■ Work instruction: Each record must reappear in the answer exactly as it is written.

■ Material supplied:
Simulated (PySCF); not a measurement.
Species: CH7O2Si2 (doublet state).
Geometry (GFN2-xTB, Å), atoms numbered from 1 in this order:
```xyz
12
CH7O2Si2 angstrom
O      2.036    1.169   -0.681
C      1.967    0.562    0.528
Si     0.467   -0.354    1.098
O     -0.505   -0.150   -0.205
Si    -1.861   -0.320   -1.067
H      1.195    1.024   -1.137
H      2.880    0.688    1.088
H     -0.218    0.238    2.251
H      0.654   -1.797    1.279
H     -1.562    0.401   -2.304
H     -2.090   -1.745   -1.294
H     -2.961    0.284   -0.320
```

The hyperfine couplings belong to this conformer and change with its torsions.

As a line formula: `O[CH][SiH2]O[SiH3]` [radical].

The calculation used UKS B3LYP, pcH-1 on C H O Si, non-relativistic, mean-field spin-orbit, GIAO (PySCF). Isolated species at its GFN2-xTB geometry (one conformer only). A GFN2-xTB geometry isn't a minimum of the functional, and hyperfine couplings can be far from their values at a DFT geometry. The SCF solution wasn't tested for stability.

■ Response area:
Simulated (PySCF); not a measurement.
Species: CH7O2Si2 (doublet state).
Geometry (GFN2-xTB, Å), atoms numbered from 1 in this order:
```xyz
12
CH7O2Si2 angstrom
O      2.036    1.169   -0.681
C      1.967    0.562    0.528
Si     0.467   -0.354    1.098
O     -0.505   -0.150   -0.205
Si    -1.861   -0.320   -1.067
H      1.195    1.024   -1.137
H      2.880    0.688    1.088
H     -0.218    0.238    2.251
H      0.654   -1.797    1.279
H     -1.562    0.401   -2.304
H     -2.090   -1.745   -1.294
H     -2.961    0.284   -0.320
```

The hyperfine couplings belong to this conformer and change with its torsions.

As a line formula: `O[CH][SiH2]O[SiH3]` [radical].

The calculation used UKS B3LYP, pcH-1 on C H O Si, non-relativistic, mean-field spin-orbit, GIAO (PySCF). Isolated species at its GFN2-xTB geometry (one conformer only). A GFN2-xTB geometry isn't a minimum of the functional, and hyperfine couplings can be far from their values at a DFT geometry. The SCF solution wasn't tested for stability.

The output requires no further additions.